Activity: Please output the section of the listing below that opens with the line containing "the map show?**" and closes with the line containing "- Zr–H (2.15", exactly and with nothing else.

-- Given data follows --

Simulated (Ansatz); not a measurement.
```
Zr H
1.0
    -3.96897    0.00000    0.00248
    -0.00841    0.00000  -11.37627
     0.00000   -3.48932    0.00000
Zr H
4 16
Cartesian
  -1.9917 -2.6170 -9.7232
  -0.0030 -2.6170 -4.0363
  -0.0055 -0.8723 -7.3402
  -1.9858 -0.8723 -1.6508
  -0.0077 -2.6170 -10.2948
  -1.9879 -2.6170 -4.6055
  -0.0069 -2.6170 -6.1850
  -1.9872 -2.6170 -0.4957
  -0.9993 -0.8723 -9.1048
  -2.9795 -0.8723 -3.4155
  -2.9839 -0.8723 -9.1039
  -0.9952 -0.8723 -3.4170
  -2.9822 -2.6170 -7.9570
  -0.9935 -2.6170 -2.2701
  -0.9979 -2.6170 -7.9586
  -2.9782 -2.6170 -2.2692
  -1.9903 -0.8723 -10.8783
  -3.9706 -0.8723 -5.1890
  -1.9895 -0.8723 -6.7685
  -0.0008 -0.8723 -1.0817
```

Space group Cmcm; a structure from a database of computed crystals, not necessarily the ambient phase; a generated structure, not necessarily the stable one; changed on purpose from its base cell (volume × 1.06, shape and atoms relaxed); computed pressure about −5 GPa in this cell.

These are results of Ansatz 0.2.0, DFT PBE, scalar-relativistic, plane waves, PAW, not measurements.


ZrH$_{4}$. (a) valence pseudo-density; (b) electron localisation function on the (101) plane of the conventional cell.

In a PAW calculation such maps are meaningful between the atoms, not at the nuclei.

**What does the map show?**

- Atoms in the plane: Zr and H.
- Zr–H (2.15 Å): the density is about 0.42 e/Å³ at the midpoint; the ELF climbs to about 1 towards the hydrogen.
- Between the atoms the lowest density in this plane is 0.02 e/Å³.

-- Given data concluded --

Response area:
**What does the map show?**

- Atoms in the plane: Zr and H.
- Zr–H (2.15 Å): the density is about 0.42 e/Å³ at the midpoint; the ELF climbs to about 1 towards the hydrogen.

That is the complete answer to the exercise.